....................

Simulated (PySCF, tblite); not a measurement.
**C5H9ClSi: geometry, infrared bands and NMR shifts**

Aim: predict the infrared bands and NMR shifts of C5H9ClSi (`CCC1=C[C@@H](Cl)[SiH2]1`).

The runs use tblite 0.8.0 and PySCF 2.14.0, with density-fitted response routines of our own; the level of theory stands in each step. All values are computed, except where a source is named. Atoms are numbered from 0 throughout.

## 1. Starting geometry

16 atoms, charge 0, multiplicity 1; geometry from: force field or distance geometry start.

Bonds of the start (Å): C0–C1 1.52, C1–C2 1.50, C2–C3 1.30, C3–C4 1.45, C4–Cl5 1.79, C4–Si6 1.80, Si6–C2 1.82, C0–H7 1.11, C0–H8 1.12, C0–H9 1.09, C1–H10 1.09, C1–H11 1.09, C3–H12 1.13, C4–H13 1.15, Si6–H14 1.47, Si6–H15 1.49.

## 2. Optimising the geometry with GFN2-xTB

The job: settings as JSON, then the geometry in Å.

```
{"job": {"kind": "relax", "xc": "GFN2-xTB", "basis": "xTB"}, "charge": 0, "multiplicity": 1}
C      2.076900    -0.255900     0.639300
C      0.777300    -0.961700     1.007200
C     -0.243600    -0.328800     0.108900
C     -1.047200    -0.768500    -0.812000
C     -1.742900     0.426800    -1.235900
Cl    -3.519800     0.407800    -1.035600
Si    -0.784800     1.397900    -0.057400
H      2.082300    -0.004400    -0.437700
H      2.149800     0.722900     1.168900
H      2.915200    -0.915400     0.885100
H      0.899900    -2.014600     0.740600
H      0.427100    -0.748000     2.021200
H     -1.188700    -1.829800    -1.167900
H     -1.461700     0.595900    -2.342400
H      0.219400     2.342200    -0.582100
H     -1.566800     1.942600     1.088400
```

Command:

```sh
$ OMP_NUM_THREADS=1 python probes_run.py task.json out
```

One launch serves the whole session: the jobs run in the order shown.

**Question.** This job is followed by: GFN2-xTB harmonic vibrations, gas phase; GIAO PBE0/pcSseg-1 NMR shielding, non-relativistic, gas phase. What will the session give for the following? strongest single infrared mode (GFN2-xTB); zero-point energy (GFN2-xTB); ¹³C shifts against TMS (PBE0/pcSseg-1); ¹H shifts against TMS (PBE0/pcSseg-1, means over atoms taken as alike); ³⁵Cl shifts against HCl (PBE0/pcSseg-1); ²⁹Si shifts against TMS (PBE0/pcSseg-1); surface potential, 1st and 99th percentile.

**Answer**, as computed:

....................

• _WORK REQUEST_
Once the line containing "16 atoms, charge" has been set down, nothing more is wanted; set down each line of the listing above up to it exactly, starting with the first.

• _REPLY_
Simulated (PySCF, tblite); not a measurement.
**C5H9ClSi: geometry, infrared bands and NMR shifts**

Aim: predict the infrared bands and NMR shifts of C5H9ClSi (`CCC1=C[C@@H](Cl)[SiH2]1`).

The runs use tblite 0.8.0 and PySCF 2.14.0, with density-fitted response routines of our own; the level of theory stands in each step. All values are computed, except where a source is named. Atoms are numbered from 0 throughout.

## 1. Starting geometry

16 atoms, charge 0, multiplicity 1; geometry from: force field or distance geometry start.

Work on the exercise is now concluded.